Information below:

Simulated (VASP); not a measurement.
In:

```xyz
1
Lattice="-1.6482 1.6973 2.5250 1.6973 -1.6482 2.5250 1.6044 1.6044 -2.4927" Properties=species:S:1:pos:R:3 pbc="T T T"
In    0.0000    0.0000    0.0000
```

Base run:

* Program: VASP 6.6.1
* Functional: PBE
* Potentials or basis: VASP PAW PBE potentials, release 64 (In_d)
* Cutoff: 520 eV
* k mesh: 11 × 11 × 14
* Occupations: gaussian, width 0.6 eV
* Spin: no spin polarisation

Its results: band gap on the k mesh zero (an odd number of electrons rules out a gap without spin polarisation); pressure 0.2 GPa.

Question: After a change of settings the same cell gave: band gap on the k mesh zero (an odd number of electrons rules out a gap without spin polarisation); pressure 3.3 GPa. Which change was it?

End of Information.

### [Work order]
Reproduce all of the listing, exactly as given.

### [Task output]
Simulated (VASP); not a measurement.
In:

```xyz
1
Lattice="-1.6482 1.6973 2.5250 1.6973 -1.6482 2.5250 1.6044 1.6044 -2.4927" Properties=species:S:1:pos:R:3 pbc="T T T"
In    0.0000    0.0000    0.0000
```

Base run:

* Program: VASP 6.6.1
* Functional: PBE
* Potentials or basis: VASP PAW PBE potentials, release 64 (In_d)
* Cutoff: 520 eV
* k mesh: 11 × 11 × 14
* Occupations: gaussian, width 0.6 eV
* Spin: no spin polarisation

Its results: band gap on the k mesh zero (an odd number of electrons rules out a gap without spin polarisation); pressure 0.2 GPa.

Question: After a change of settings the same cell gave: band gap on the k mesh zero (an odd number of electrons rules out a gap without spin polarisation); pressure 3.3 GPa. Which change was it?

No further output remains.